DATASET RECORDS:
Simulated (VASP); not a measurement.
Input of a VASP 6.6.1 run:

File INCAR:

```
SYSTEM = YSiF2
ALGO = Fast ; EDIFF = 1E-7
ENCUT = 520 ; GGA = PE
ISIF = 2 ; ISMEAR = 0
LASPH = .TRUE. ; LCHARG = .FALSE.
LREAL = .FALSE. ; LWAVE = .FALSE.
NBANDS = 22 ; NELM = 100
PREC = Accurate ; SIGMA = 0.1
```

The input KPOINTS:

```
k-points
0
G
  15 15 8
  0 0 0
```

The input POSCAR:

BRIEF: Reproduce all of the records precisely. No word may differ.

REPLY:
Simulated (VASP); not a measurement.
Input of a VASP 6.6.1 run:

File INCAR:

```
SYSTEM = YSiF2
ALGO = Fast ; EDIFF = 1E-7
ENCUT = 520 ; GGA = PE
ISIF = 2 ; ISMEAR = 0
LASPH = .TRUE. ; LCHARG = .FALSE.
LREAL = .FALSE. ; LWAVE = .FALSE.
NBANDS = 22 ; NELM = 100
PREC = Accurate ; SIGMA = 0.1
```

The input KPOINTS:

```
k-points
0
G
  15 15 8
  0 0 0
```

The input POSCAR:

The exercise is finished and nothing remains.